Given entries:
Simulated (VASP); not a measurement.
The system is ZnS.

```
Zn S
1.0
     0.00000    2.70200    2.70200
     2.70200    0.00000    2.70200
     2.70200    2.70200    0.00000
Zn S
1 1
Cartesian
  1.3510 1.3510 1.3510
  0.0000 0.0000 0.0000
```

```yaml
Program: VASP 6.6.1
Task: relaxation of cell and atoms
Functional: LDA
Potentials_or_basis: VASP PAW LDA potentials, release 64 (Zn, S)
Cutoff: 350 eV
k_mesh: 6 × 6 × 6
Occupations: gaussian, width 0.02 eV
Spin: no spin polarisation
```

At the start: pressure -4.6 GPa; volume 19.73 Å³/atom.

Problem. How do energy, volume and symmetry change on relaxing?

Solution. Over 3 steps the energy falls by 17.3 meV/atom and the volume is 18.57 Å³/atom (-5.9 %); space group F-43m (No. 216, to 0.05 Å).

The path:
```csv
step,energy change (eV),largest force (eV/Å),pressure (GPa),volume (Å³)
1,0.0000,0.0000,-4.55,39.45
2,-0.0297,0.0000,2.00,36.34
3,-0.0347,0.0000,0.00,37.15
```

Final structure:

Requirement: Every line of the listing above is to be written out again exactly.

Exercise answer:
Simulated (VASP); not a measurement.
The system is ZnS.

```
Zn S
1.0
     0.00000    2.70200    2.70200
     2.70200    0.00000    2.70200
     2.70200    2.70200    0.00000
Zn S
1 1
Cartesian
  1.3510 1.3510 1.3510
  0.0000 0.0000 0.0000
```

```yaml
Program: VASP 6.6.1
Task: relaxation of cell and atoms
Functional: LDA
Potentials_or_basis: VASP PAW LDA potentials, release 64 (Zn, S)
Cutoff: 350 eV
k_mesh: 6 × 6 × 6
Occupations: gaussian, width 0.02 eV
Spin: no spin polarisation
```

At the start: pressure -4.6 GPa; volume 19.73 Å³/atom.

Problem. How do energy, volume and symmetry change on relaxing?

Solution. Over 3 steps the energy falls by 17.3 meV/atom and the volume is 18.57 Å³/atom (-5.9 %); space group F-43m (No. 216, to 0.05 Å).

The path:
```csv
step,energy change (eV),largest force (eV/Å),pressure (GPa),volume (Å³)
1,0.0000,0.0000,-4.55,39.45
2,-0.0297,0.0000,2.00,36.34
3,-0.0347,0.0000,0.00,37.15
```

Final structure:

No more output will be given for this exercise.